- Assigned task
Look through the records below for the line with "### 1 Starting point". Return that line and each one after it up to and including the line with "What time and", exactly.

====

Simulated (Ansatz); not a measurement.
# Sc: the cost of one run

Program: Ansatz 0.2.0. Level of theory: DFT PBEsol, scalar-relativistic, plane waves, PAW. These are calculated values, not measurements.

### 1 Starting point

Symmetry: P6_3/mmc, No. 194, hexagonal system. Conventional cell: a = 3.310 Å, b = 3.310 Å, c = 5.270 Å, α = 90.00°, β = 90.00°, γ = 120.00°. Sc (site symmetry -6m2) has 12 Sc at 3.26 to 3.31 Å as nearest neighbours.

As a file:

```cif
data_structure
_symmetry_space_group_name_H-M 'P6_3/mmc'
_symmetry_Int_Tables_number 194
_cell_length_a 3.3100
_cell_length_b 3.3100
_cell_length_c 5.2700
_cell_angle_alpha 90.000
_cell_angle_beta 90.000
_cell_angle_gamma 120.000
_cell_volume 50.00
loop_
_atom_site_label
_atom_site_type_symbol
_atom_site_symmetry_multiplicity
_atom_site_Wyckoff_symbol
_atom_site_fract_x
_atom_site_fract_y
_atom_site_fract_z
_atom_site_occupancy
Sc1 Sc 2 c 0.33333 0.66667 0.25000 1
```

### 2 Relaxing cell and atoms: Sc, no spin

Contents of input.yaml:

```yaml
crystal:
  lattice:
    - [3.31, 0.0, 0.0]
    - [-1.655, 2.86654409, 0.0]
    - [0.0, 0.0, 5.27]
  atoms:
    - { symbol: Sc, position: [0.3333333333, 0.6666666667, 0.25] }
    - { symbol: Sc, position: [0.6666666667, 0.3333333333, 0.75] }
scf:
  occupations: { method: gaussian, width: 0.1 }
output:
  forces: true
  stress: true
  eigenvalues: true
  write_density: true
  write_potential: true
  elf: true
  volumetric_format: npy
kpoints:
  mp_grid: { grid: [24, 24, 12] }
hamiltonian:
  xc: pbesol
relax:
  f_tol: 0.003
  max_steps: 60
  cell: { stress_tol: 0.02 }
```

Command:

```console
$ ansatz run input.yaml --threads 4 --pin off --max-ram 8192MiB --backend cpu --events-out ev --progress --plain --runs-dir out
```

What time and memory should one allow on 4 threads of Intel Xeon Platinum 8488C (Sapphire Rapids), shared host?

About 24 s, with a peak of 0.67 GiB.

====

- Exercise result
### 1 Starting point

Symmetry: P6_3/mmc, No. 194, hexagonal system. Conventional cell: a = 3.310 Å, b = 3.310 Å, c = 5.270 Å, α = 90.00°, β = 90.00°, γ = 120.00°. Sc (site symmetry -6m2) has 12 Sc at 3.26 to 3.31 Å as nearest neighbours.

As a file:

```cif
data_structure
_symmetry_space_group_name_H-M 'P6_3/mmc'
_symmetry_Int_Tables_number 194
_cell_length_a 3.3100
_cell_length_b 3.3100
_cell_length_c 5.2700
_cell_angle_alpha 90.000
_cell_angle_beta 90.000
_cell_angle_gamma 120.000
_cell_volume 50.00
loop_
_atom_site_label
_atom_site_type_symbol
_atom_site_symmetry_multiplicity
_atom_site_Wyckoff_symbol
_atom_site_fract_x
_atom_site_fract_y
_atom_site_fract_z
_atom_site_occupancy
Sc1 Sc 2 c 0.33333 0.66667 0.25000 1
```

### 2 Relaxing cell and atoms: Sc, no spin

Contents of input.yaml:

```yaml
crystal:
  lattice:
    - [3.31, 0.0, 0.0]
    - [-1.655, 2.86654409, 0.0]
    - [0.0, 0.0, 5.27]
  atoms:
    - { symbol: Sc, position: [0.3333333333, 0.6666666667, 0.25] }
    - { symbol: Sc, position: [0.6666666667, 0.3333333333, 0.75] }
scf:
  occupations: { method: gaussian, width: 0.1 }
output:
  forces: true
  stress: true
  eigenvalues: true
  write_density: true
  write_potential: true
  elf: true
  volumetric_format: npy
kpoints:
  mp_grid: { grid: [24, 24, 12] }
hamiltonian:
  xc: pbesol
relax:
  f_tol: 0.003
  max_steps: 60
  cell: { stress_tol: 0.02 }
```

Command:

```console
$ ansatz run input.yaml --threads 4 --pin off --max-ram 8192MiB --backend cpu --events-out ev --progress --plain --runs-dir out
```

What time and memory should one allow on 4 threads of Intel Xeon Platinum 8488C (Sapphire Rapids), shared host?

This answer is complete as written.